◆ **ACTION ITEM**: Each line below must be written out exactly as shown.

◆ **RECORD EXTRACTS**:
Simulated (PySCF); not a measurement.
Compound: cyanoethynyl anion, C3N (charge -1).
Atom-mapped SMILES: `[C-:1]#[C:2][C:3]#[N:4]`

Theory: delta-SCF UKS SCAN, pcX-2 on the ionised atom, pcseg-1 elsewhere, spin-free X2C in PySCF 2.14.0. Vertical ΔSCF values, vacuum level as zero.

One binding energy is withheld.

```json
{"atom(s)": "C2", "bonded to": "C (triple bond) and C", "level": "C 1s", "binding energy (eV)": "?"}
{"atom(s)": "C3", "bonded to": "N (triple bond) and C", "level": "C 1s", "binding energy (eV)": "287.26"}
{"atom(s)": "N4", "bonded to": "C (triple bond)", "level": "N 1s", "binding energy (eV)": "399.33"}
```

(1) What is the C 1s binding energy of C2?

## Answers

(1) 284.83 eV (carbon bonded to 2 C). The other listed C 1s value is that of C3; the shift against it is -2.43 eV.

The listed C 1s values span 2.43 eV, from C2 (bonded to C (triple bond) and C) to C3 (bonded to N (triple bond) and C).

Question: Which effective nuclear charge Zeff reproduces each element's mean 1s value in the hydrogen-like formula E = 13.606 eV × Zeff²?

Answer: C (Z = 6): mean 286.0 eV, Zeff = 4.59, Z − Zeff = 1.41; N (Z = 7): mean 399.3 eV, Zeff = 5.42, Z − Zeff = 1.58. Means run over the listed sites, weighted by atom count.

◆ **EXERCISE ANSWER**:
Simulated (PySCF); not a measurement.
Compound: cyanoethynyl anion, C3N (charge -1).
Atom-mapped SMILES: `[C-:1]#[C:2][C:3]#[N:4]`

Theory: delta-SCF UKS SCAN, pcX-2 on the ionised atom, pcseg-1 elsewhere, spin-free X2C in PySCF 2.14.0. Vertical ΔSCF values, vacuum level as zero.

One binding energy is withheld.

```json
{"atom(s)": "C2", "bonded to": "C (triple bond) and C", "level": "C 1s", "binding energy (eV)": "?"}
{"atom(s)": "C3", "bonded to": "N (triple bond) and C", "level": "C 1s", "binding energy (eV)": "287.26"}
{"atom(s)": "N4", "bonded to": "C (triple bond)", "level": "N 1s", "binding energy (eV)": "399.33"}
```

(1) What is the C 1s binding energy of C2?

## Answers

(1) 284.83 eV (carbon bonded to 2 C). The other listed C 1s value is that of C3; the shift against it is -2.43 eV.

The listed C 1s values span 2.43 eV, from C2 (bonded to C (triple bond) and C) to C3 (bonded to N (triple bond) and C).

Question: Which effective nuclear charge Zeff reproduces each element's mean 1s value in the hydrogen-like formula E = 13.606 eV × Zeff²?

Answer: C (Z = 6): mean 286.0 eV, Zeff = 4.59, Z − Zeff = 1.41; N (Z = 7): mean 399.3 eV, Zeff = 5.42, Z − Zeff = 1.58. Means run over the listed sites, weighted by atom count.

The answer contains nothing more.